[Supplied records]:
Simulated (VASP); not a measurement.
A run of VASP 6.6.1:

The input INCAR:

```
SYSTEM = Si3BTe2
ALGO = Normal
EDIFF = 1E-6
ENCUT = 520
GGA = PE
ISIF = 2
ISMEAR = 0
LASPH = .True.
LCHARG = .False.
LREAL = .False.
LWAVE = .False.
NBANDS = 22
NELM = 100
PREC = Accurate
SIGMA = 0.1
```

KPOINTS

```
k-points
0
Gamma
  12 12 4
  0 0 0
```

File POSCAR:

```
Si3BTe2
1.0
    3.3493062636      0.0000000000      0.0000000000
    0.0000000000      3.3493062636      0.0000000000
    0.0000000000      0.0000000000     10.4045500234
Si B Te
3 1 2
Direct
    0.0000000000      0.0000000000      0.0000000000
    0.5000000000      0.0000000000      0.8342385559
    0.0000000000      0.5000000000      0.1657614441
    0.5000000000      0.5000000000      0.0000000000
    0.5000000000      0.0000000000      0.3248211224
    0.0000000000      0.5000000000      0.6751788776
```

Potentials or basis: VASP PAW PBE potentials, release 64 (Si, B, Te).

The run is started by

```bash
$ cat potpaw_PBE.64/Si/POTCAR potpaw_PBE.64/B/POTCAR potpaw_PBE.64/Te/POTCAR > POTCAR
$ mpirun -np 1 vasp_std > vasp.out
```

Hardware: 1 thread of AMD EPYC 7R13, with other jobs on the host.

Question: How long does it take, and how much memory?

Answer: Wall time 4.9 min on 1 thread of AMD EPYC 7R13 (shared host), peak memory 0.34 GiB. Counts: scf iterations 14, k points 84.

[Activity]: Write out exactly the lines above between the line with "The run is started by" and the line with "Question: How long", inclusive, and nothing beyond them.

[Exercise answer]:
The run is started by

```bash
$ cat potpaw_PBE.64/Si/POTCAR potpaw_PBE.64/B/POTCAR potpaw_PBE.64/Te/POTCAR > POTCAR
$ mpirun -np 1 vasp_std > vasp.out
```

Hardware: 1 thread of AMD EPYC 7R13, with other jobs on the host.

Question: How long does it take, and how much memory?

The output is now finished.